____________

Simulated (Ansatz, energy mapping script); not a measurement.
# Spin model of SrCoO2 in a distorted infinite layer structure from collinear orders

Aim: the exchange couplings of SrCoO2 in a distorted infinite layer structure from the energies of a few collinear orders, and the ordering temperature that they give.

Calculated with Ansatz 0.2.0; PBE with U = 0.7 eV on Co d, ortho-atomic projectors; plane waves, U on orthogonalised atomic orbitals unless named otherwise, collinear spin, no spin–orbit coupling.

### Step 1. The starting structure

____________

■ WORK REQUEST ■
Reproduce the listing exactly. Every line stays as it is.

■ EXERCISE SOLUTION ■
Simulated (Ansatz, energy mapping script); not a measurement.
# Spin model of SrCoO2 in a distorted infinite layer structure from collinear orders

Aim: the exchange couplings of SrCoO2 in a distorted infinite layer structure from the energies of a few collinear orders, and the ordering temperature that they give.

Calculated with Ansatz 0.2.0; PBE with U = 0.7 eV on Co d, ortho-atomic projectors; plane waves, U on orthogonalised atomic orbitals unless named otherwise, collinear spin, no spin–orbit coupling.

### Step 1. The starting structure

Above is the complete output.